Give back exactly the lines of the material below, starting with the line with "Frames of a" and going on through the line with "Computed with DFT".

__INFORMATION GIVEN__.
================

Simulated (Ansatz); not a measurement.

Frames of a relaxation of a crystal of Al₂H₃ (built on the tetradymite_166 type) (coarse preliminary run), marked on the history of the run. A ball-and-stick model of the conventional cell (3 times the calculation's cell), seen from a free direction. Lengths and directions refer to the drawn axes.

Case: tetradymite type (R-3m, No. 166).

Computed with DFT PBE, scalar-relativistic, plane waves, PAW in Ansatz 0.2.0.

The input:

================

__SOLUTION__.
Frames of a relaxation of a crystal of Al₂H₃ (built on the tetradymite_166 type) (coarse preliminary run), marked on the history of the run. A ball-and-stick model of the conventional cell (3 times the calculation's cell), seen from a free direction. Lengths and directions refer to the drawn axes.

Case: tetradymite type (R-3m, No. 166).

Computed with DFT PBE, scalar-relativistic, plane waves, PAW in Ansatz 0.2.0.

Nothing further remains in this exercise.